Below are records; please set down exactly the lines from the first through the one containing "energy, lowest first.".

AVAILABLE DATA Block Start

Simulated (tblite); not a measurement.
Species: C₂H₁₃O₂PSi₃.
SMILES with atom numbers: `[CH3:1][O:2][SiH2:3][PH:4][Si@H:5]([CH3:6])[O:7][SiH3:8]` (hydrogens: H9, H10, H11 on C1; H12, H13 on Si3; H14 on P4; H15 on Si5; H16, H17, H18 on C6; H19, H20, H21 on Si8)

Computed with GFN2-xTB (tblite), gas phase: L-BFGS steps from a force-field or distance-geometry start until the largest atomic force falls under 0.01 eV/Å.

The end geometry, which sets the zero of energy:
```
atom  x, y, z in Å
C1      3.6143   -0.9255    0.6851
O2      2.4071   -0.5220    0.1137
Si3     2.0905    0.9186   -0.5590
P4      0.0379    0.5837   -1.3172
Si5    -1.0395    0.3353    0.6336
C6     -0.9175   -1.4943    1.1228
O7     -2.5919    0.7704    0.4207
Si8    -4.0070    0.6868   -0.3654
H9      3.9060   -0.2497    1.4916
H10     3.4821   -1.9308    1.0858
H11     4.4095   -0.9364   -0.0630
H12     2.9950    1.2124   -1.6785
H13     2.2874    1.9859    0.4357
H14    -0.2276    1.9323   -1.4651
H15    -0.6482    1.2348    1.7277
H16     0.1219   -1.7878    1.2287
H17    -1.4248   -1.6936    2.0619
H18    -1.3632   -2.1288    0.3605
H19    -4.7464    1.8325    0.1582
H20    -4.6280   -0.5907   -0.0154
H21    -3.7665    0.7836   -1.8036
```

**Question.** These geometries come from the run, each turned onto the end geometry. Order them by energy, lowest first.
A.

AVAILABLE DATA Block End

▸ **RESPONSE BOX**
Simulated (tblite); not a measurement.
Species: C₂H₁₃O₂PSi₃.
SMILES with atom numbers: `[CH3:1][O:2][SiH2:3][PH:4][Si@H:5]([CH3:6])[O:7][SiH3:8]` (hydrogens: H9, H10, H11 on C1; H12, H13 on Si3; H14 on P4; H15 on Si5; H16, H17, H18 on C6; H19, H20, H21 on Si8)

Computed with GFN2-xTB (tblite), gas phase: L-BFGS steps from a force-field or distance-geometry start until the largest atomic force falls under 0.01 eV/Å.

The end geometry, which sets the zero of energy:
```
atom  x, y, z in Å
C1      3.6143   -0.9255    0.6851
O2      2.4071   -0.5220    0.1137
Si3     2.0905    0.9186   -0.5590
P4      0.0379    0.5837   -1.3172
Si5    -1.0395    0.3353    0.6336
C6     -0.9175   -1.4943    1.1228
O7     -2.5919    0.7704    0.4207
Si8    -4.0070    0.6868   -0.3654
H9      3.9060   -0.2497    1.4916
H10     3.4821   -1.9308    1.0858
H11     4.4095   -0.9364   -0.0630
H12     2.9950    1.2124   -1.6785
H13     2.2874    1.9859    0.4357
H14    -0.2276    1.9323   -1.4651
H15    -0.6482    1.2348    1.7277
H16     0.1219   -1.7878    1.2287
H17    -1.4248   -1.6936    2.0619
H18    -1.3632   -2.1288    0.3605
H19    -4.7464    1.8325    0.1582
H20    -4.6280   -0.5907   -0.0154
H21    -3.7665    0.7836   -1.8036
```

**Question.** These geometries come from the run, each turned onto the end geometry. Order them by energy, lowest first.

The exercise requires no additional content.